» Assignment
Output all the entries below. Each must match exactly.

» Dataset content
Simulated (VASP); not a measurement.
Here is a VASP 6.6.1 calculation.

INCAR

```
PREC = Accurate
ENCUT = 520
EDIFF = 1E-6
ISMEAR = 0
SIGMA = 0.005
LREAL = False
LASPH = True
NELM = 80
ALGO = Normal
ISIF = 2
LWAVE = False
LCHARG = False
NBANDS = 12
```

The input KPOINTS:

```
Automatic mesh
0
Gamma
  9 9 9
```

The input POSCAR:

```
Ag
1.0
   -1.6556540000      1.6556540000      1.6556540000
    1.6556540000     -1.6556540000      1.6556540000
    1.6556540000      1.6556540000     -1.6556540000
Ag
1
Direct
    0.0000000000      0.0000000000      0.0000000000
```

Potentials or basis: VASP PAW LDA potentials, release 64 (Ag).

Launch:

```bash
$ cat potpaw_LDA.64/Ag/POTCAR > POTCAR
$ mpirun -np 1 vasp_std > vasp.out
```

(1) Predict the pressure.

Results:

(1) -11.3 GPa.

» Task output
Simulated (VASP); not a measurement.
Here is a VASP 6.6.1 calculation.

INCAR

```
PREC = Accurate
ENCUT = 520
EDIFF = 1E-6
ISMEAR = 0
SIGMA = 0.005
LREAL = False
LASPH = True
NELM = 80
ALGO = Normal
ISIF = 2
LWAVE = False
LCHARG = False
NBANDS = 12
```

The input KPOINTS:

```
Automatic mesh
0
Gamma
  9 9 9
```

The input POSCAR:

```
Ag
1.0
   -1.6556540000      1.6556540000      1.6556540000
    1.6556540000     -1.6556540000      1.6556540000
    1.6556540000      1.6556540000     -1.6556540000
Ag
1
Direct
    0.0000000000      0.0000000000      0.0000000000
```

Potentials or basis: VASP PAW LDA potentials, release 64 (Ag).

Launch:

```bash
$ cat potpaw_LDA.64/Ag/POTCAR > POTCAR
$ mpirun -np 1 vasp_std > vasp.out
```

(1) Predict the pressure.

Results:

(1) -11.3 GPa.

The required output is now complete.